#### Dataset entries ####

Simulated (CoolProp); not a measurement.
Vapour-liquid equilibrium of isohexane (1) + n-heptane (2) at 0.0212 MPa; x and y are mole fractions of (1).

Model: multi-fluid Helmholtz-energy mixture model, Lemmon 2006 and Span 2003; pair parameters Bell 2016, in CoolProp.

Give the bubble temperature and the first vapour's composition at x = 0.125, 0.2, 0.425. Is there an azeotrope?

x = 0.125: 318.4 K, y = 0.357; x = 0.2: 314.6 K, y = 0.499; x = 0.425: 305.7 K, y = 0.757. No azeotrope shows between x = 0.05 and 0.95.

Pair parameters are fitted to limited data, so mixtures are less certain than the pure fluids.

####

Activity> Repeat all the records without altering a single word.

Response box>
Simulated (CoolProp); not a measurement.
Vapour-liquid equilibrium of isohexane (1) + n-heptane (2) at 0.0212 MPa; x and y are mole fractions of (1).

Model: multi-fluid Helmholtz-energy mixture model, Lemmon 2006 and Span 2003; pair parameters Bell 2016, in CoolProp.

Give the bubble temperature and the first vapour's composition at x = 0.125, 0.2, 0.425. Is there an azeotrope?

x = 0.125: 318.4 K, y = 0.357; x = 0.2: 314.6 K, y = 0.499; x = 0.425: 305.7 K, y = 0.757. No azeotrope shows between x = 0.05 and 0.95.

Pair parameters are fitted to limited data, so mixtures are less certain than the pure fluids.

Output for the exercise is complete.